### TASK ITEM
Reproduce the records word for word, from the first line to the line containing "Limits of the".

━━━ SUPPLIED RECORDS ━━━

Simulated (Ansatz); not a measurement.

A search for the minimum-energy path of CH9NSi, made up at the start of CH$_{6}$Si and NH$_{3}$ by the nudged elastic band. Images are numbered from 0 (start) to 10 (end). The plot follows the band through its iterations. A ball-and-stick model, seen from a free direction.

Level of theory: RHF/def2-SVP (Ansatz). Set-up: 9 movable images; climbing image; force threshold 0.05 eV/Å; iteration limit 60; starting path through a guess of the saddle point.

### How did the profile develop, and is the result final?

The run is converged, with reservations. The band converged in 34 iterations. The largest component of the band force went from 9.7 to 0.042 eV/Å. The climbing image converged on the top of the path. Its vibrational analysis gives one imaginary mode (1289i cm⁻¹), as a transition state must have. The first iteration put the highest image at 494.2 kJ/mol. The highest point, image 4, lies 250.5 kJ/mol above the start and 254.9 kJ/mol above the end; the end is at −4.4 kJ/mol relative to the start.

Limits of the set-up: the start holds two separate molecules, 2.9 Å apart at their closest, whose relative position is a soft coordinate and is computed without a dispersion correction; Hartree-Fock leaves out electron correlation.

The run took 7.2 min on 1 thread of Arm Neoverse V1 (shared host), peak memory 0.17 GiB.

━━━

### RESPONSE BOX
Simulated (Ansatz); not a measurement.

A search for the minimum-energy path of CH9NSi, made up at the start of CH$_{6}$Si and NH$_{3}$ by the nudged elastic band. Images are numbered from 0 (start) to 10 (end). The plot follows the band through its iterations. A ball-and-stick model, seen from a free direction.

Level of theory: RHF/def2-SVP (Ansatz). Set-up: 9 movable images; climbing image; force threshold 0.05 eV/Å; iteration limit 60; starting path through a guess of the saddle point.

### How did the profile develop, and is the result final?

The run is converged, with reservations. The band converged in 34 iterations. The largest component of the band force went from 9.7 to 0.042 eV/Å. The climbing image converged on the top of the path. Its vibrational analysis gives one imaginary mode (1289i cm⁻¹), as a transition state must have. The first iteration put the highest image at 494.2 kJ/mol. The highest point, image 4, lies 250.5 kJ/mol above the start and 254.9 kJ/mol above the end; the end is at −4.4 kJ/mol relative to the start.

Limits of the set-up: the start holds two separate molecules, 2.9 Å apart at their closest, whose relative position is a soft coordinate and is computed without a dispersion correction; Hartree-Fock leaves out electron correlation.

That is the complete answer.